Give the data again exactly, from its opening line through the line in which "The gate is" appears.

-- Recorded information --
========
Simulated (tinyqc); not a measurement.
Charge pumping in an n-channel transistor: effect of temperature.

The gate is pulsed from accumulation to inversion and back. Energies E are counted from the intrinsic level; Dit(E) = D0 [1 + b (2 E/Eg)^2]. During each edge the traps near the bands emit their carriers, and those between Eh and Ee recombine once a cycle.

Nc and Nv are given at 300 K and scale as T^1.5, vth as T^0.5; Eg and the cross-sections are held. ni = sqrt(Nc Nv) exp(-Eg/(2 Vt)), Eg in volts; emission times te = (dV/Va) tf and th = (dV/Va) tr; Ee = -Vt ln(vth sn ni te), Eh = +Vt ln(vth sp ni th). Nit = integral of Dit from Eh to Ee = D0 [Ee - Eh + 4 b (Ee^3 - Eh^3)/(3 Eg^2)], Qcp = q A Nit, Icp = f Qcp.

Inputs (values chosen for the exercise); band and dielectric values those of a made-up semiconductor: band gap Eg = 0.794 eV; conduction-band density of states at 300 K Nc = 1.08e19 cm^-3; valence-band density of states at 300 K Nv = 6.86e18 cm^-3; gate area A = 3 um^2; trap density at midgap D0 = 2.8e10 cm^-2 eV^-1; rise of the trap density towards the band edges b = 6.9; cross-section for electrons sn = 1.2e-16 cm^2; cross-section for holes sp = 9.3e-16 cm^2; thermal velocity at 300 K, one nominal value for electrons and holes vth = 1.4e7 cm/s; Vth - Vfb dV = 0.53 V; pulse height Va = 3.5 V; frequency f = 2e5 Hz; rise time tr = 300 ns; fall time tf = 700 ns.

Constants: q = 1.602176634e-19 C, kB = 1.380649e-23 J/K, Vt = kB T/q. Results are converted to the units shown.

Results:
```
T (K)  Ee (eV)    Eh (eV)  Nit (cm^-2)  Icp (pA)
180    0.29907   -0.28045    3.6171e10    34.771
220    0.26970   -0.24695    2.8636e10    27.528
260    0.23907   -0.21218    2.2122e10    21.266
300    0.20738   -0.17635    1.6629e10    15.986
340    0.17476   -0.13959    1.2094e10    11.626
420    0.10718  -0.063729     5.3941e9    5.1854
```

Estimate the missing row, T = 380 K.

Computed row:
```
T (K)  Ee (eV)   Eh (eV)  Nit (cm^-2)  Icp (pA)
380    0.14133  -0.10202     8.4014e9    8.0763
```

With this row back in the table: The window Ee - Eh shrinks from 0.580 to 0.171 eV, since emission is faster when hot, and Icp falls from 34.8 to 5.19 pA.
========

-- Response box --
Simulated (tinyqc); not a measurement.
Charge pumping in an n-channel transistor: effect of temperature.

The gate is pulsed from accumulation to inversion and back. Energies E are counted from the intrinsic level; Dit(E) = D0 [1 + b (2 E/Eg)^2]. During each edge the traps near the bands emit their carriers, and those between Eh and Ee recombine once a cycle.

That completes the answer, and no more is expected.